[Source material]:
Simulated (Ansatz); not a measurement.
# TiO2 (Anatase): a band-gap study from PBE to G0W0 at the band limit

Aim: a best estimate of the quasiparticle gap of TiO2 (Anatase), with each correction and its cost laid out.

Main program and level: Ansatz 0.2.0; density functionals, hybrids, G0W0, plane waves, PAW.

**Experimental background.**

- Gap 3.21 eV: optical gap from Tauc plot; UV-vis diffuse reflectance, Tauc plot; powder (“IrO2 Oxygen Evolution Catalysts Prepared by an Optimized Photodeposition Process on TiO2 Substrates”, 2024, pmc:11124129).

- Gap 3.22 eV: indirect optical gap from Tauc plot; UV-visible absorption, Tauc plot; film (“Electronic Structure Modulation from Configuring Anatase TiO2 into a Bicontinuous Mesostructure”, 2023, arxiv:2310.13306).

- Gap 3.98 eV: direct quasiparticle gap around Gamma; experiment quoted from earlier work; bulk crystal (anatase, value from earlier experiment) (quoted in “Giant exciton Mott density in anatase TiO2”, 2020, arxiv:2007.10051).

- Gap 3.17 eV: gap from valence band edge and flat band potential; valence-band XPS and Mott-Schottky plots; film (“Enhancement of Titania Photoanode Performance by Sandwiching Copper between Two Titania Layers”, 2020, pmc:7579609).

[Work request]:
Would you transcribe every entry exactly, leaving nothing out?

[Exercise solution]:
Simulated (Ansatz); not a measurement.
# TiO2 (Anatase): a band-gap study from PBE to G0W0 at the band limit

Aim: a best estimate of the quasiparticle gap of TiO2 (Anatase), with each correction and its cost laid out.

Main program and level: Ansatz 0.2.0; density functionals, hybrids, G0W0, plane waves, PAW.

**Experimental background.**

- Gap 3.21 eV: optical gap from Tauc plot; UV-vis diffuse reflectance, Tauc plot; powder (“IrO2 Oxygen Evolution Catalysts Prepared by an Optimized Photodeposition Process on TiO2 Substrates”, 2024, pmc:11124129).

- Gap 3.22 eV: indirect optical gap from Tauc plot; UV-visible absorption, Tauc plot; film (“Electronic Structure Modulation from Configuring Anatase TiO2 into a Bicontinuous Mesostructure”, 2023, arxiv:2310.13306).

- Gap 3.98 eV: direct quasiparticle gap around Gamma; experiment quoted from earlier work; bulk crystal (anatase, value from earlier experiment) (quoted in “Giant exciton Mott density in anatase TiO2”, 2020, arxiv:2007.10051).

- Gap 3.17 eV: gap from valence band edge and flat band potential; valence-band XPS and Mott-Schottky plots; film (“Enhancement of Titania Photoanode Performance by Sandwiching Copper between Two Titania Layers”, 2020, pmc:7579609).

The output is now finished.